__Work order__:
Starting at the first line of the listing below and ending at the line with "[Runs of the", copy each line exactly.

__Extracted records__:
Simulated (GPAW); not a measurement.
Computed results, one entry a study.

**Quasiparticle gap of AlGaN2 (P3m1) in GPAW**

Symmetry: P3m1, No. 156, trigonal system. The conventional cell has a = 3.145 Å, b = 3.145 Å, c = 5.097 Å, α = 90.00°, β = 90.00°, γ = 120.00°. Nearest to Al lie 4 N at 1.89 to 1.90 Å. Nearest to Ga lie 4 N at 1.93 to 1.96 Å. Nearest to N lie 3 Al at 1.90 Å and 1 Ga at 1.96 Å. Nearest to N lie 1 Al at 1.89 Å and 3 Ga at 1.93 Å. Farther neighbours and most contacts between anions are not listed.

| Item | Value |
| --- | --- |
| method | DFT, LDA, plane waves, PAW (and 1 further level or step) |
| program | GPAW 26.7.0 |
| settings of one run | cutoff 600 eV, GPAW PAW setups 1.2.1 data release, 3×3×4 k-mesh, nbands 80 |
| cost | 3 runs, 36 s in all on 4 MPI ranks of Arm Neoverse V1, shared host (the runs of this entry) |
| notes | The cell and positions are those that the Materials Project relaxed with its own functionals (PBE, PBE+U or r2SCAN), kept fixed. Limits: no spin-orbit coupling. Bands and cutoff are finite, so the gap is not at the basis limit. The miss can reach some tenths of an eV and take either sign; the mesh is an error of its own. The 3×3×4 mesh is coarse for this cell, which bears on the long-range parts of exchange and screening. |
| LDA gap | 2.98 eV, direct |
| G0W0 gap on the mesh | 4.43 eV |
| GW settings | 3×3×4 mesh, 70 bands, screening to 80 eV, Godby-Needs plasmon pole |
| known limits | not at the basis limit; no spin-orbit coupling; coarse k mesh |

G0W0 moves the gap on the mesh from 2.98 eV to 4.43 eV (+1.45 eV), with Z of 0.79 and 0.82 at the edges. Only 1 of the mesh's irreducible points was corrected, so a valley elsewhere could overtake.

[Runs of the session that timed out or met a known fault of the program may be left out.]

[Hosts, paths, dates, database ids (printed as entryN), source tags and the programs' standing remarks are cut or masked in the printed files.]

__Answer box__:
Simulated (GPAW); not a measurement.
Computed results, one entry a study.

**Quasiparticle gap of AlGaN2 (P3m1) in GPAW**

Symmetry: P3m1, No. 156, trigonal system. The conventional cell has a = 3.145 Å, b = 3.145 Å, c = 5.097 Å, α = 90.00°, β = 90.00°, γ = 120.00°. Nearest to Al lie 4 N at 1.89 to 1.90 Å. Nearest to Ga lie 4 N at 1.93 to 1.96 Å. Nearest to N lie 3 Al at 1.90 Å and 1 Ga at 1.96 Å. Nearest to N lie 1 Al at 1.89 Å and 3 Ga at 1.93 Å. Farther neighbours and most contacts between anions are not listed.

| Item | Value |
| --- | --- |
| method | DFT, LDA, plane waves, PAW (and 1 further level or step) |
| program | GPAW 26.7.0 |
| settings of one run | cutoff 600 eV, GPAW PAW setups 1.2.1 data release, 3×3×4 k-mesh, nbands 80 |
| cost | 3 runs, 36 s in all on 4 MPI ranks of Arm Neoverse V1, shared host (the runs of this entry) |
| notes | The cell and positions are those that the Materials Project relaxed with its own functionals (PBE, PBE+U or r2SCAN), kept fixed. Limits: no spin-orbit coupling. Bands and cutoff are finite, so the gap is not at the basis limit. The miss can reach some tenths of an eV and take either sign; the mesh is an error of its own. The 3×3×4 mesh is coarse for this cell, which bears on the long-range parts of exchange and screening. |
| LDA gap | 2.98 eV, direct |
| G0W0 gap on the mesh | 4.43 eV |
| GW settings | 3×3×4 mesh, 70 bands, screening to 80 eV, Godby-Needs plasmon pole |
| known limits | not at the basis limit; no spin-orbit coupling; coarse k mesh |

G0W0 moves the gap on the mesh from 2.98 eV to 4.43 eV (+1.45 eV), with Z of 0.79 and 0.82 at the edges. Only 1 of the mesh's irreducible points was corrected, so a valley elsewhere could overtake.

[Runs of the session that timed out or met a known fault of the program may be left out.]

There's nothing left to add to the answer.